◆ ◆ ◆ ◆ ◆ ◆ ◆

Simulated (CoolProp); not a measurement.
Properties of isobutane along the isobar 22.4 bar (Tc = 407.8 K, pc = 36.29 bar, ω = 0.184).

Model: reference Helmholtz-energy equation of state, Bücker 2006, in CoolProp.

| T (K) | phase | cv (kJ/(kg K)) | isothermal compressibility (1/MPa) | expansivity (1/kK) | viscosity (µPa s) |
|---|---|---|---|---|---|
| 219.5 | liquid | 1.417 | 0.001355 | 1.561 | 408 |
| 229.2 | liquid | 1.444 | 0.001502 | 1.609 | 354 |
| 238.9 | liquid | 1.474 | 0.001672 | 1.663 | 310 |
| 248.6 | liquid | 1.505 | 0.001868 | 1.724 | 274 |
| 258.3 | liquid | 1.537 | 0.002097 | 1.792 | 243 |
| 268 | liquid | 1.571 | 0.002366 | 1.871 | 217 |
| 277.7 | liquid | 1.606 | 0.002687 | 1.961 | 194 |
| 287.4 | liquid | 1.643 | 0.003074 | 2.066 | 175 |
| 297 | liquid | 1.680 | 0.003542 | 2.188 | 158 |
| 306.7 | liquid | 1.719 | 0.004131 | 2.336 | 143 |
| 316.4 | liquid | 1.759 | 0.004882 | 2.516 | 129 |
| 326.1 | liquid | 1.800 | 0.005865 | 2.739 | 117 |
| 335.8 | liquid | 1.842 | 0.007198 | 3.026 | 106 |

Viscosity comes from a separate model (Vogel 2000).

◆ ◆ ◆ ◆ ◆ ◆ ◆

» ASSIGNMENT
Would you retype the records above without changing a word?

» EXERCISE RESPONSE
Simulated (CoolProp); not a measurement.
Properties of isobutane along the isobar 22.4 bar (Tc = 407.8 K, pc = 36.29 bar, ω = 0.184).

Model: reference Helmholtz-energy equation of state, Bücker 2006, in CoolProp.

| T (K) | phase | cv (kJ/(kg K)) | isothermal compressibility (1/MPa) | expansivity (1/kK) | viscosity (µPa s) |
|---|---|---|---|---|---|
| 219.5 | liquid | 1.417 | 0.001355 | 1.561 | 408 |
| 229.2 | liquid | 1.444 | 0.001502 | 1.609 | 354 |
| 238.9 | liquid | 1.474 | 0.001672 | 1.663 | 310 |
| 248.6 | liquid | 1.505 | 0.001868 | 1.724 | 274 |
| 258.3 | liquid | 1.537 | 0.002097 | 1.792 | 243 |
| 268 | liquid | 1.571 | 0.002366 | 1.871 | 217 |
| 277.7 | liquid | 1.606 | 0.002687 | 1.961 | 194 |
| 287.4 | liquid | 1.643 | 0.003074 | 2.066 | 175 |
| 297 | liquid | 1.680 | 0.003542 | 2.188 | 158 |
| 306.7 | liquid | 1.719 | 0.004131 | 2.336 | 143 |
| 316.4 | liquid | 1.759 | 0.004882 | 2.516 | 129 |
| 326.1 | liquid | 1.800 | 0.005865 | 2.739 | 117 |
| 335.8 | liquid | 1.842 | 0.007198 | 3.026 | 106 |

Viscosity comes from a separate model (Vogel 2000).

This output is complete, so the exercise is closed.